- **Extracted entries**
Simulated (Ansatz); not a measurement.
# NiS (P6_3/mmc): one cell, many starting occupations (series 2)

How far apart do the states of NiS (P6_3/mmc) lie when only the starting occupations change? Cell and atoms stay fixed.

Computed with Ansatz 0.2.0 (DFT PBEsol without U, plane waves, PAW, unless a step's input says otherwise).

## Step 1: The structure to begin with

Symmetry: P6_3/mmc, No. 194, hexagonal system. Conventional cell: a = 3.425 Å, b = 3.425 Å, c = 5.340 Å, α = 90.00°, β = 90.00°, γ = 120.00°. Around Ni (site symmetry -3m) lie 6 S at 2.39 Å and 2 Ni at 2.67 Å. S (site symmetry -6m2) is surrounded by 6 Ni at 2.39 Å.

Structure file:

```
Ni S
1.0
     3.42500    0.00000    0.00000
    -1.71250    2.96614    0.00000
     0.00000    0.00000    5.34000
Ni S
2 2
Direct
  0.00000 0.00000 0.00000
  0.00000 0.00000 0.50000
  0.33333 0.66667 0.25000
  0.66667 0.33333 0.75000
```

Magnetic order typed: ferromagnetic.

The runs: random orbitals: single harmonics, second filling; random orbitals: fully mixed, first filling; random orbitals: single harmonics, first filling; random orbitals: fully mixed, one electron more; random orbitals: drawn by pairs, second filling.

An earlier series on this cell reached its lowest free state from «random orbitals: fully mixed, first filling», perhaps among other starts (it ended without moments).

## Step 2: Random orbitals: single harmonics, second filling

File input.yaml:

- **Assigned task**
Write down again, exactly as given, only the lines above that fall from the line with "Symmetry: P6_3/mmc, No." to the line with "## Step 2: Random", inclusive.

- **Answer area**
Symmetry: P6_3/mmc, No. 194, hexagonal system. Conventional cell: a = 3.425 Å, b = 3.425 Å, c = 5.340 Å, α = 90.00°, β = 90.00°, γ = 120.00°. Around Ni (site symmetry -3m) lie 6 S at 2.39 Å and 2 Ni at 2.67 Å. S (site symmetry -6m2) is surrounded by 6 Ni at 2.39 Å.

Structure file:

```
Ni S
1.0
     3.42500    0.00000    0.00000
    -1.71250    2.96614    0.00000
     0.00000    0.00000    5.34000
Ni S
2 2
Direct
  0.00000 0.00000 0.00000
  0.00000 0.00000 0.50000
  0.33333 0.66667 0.25000
  0.66667 0.33333 0.75000
```

Magnetic order typed: ferromagnetic.

The runs: random orbitals: single harmonics, second filling; random orbitals: fully mixed, first filling; random orbitals: single harmonics, first filling; random orbitals: fully mixed, one electron more; random orbitals: drawn by pairs, second filling.

An earlier series on this cell reached its lowest free state from «random orbitals: fully mixed, first filling», perhaps among other starts (it ended without moments).

## Step 2: Random orbitals: single harmonics, second filling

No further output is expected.